> [Data extract]:
Start of Block

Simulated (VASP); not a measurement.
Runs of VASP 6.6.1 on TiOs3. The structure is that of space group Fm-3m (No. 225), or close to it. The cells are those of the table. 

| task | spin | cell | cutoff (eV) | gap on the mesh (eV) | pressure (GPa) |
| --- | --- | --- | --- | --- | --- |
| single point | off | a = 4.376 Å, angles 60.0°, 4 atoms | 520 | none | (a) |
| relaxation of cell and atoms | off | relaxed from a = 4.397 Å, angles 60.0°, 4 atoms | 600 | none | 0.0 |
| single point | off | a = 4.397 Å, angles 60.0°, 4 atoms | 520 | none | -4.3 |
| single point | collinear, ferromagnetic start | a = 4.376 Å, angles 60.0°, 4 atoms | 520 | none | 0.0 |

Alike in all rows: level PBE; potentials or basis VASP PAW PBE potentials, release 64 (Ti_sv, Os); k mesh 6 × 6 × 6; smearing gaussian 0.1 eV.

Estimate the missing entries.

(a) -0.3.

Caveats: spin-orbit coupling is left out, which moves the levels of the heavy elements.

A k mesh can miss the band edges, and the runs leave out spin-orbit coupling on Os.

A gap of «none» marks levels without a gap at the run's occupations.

End of Block

> [Assigned task]:
The response should hold exactly the lines starting at the line with "Runs of VASP" and ending at the line with "Alike in all", and no other line of the material above.

> [Worked solution]:
Runs of VASP 6.6.1 on TiOs3. The structure is that of space group Fm-3m (No. 225), or close to it. The cells are those of the table. 

| task | spin | cell | cutoff (eV) | gap on the mesh (eV) | pressure (GPa) |
| --- | --- | --- | --- | --- | --- |
| single point | off | a = 4.376 Å, angles 60.0°, 4 atoms | 520 | none | (a) |
| relaxation of cell and atoms | off | relaxed from a = 4.397 Å, angles 60.0°, 4 atoms | 600 | none | 0.0 |
| single point | off | a = 4.397 Å, angles 60.0°, 4 atoms | 520 | none | -4.3 |
| single point | collinear, ferromagnetic start | a = 4.376 Å, angles 60.0°, 4 atoms | 520 | none | 0.0 |

Alike in all rows: level PBE; potentials or basis VASP PAW PBE potentials, release 64 (Ti_sv, Os); k mesh 6 × 6 × 6; smearing gaussian 0.1 eV.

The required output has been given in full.